+ + +

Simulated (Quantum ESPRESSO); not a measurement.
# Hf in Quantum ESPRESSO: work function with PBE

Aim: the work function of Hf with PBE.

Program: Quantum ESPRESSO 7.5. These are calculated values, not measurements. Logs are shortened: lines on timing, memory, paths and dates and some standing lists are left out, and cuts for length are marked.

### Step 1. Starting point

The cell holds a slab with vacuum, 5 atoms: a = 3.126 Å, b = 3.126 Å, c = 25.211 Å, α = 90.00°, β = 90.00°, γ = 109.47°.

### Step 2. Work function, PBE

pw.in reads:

+ + +

Set down the lines of the records exactly, from the first one through the line containing "### Step 2. Work function, PBE", and add nothing else.

## YOUR RESPONSE
Simulated (Quantum ESPRESSO); not a measurement.
# Hf in Quantum ESPRESSO: work function with PBE

Aim: the work function of Hf with PBE.

Program: Quantum ESPRESSO 7.5. These are calculated values, not measurements. Logs are shortened: lines on timing, memory, paths and dates and some standing lists are left out, and cuts for length are marked.

### Step 1. Starting point

The cell holds a slab with vacuum, 5 atoms: a = 3.126 Å, b = 3.126 Å, c = 25.211 Å, α = 90.00°, β = 90.00°, γ = 109.47°.

### Step 2. Work function, PBE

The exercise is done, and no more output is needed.